### Extracted information
——

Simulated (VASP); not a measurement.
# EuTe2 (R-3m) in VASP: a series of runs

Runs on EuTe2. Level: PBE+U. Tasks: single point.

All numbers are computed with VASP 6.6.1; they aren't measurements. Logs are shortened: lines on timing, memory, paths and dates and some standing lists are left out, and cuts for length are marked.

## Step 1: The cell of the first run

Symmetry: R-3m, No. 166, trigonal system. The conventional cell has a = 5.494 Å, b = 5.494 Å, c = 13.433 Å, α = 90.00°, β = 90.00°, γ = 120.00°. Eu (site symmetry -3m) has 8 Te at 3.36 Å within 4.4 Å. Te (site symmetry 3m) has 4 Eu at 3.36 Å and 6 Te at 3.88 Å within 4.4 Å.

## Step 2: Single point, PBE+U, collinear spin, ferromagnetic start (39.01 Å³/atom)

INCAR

——

### Action item
Using the material above, output each line exactly as it appears.

### Worked solution
Simulated (VASP); not a measurement.
# EuTe2 (R-3m) in VASP: a series of runs

Runs on EuTe2. Level: PBE+U. Tasks: single point.

All numbers are computed with VASP 6.6.1; they aren't measurements. Logs are shortened: lines on timing, memory, paths and dates and some standing lists are left out, and cuts for length are marked.

## Step 1: The cell of the first run

Symmetry: R-3m, No. 166, trigonal system. The conventional cell has a = 5.494 Å, b = 5.494 Å, c = 13.433 Å, α = 90.00°, β = 90.00°, γ = 120.00°. Eu (site symmetry -3m) has 8 Te at 3.36 Å within 4.4 Å. Te (site symmetry 3m) has 4 Eu at 3.36 Å and 6 Te at 3.88 Å within 4.4 Å.

## Step 2: Single point, PBE+U, collinear spin, ferromagnetic start (39.01 Å³/atom)

INCAR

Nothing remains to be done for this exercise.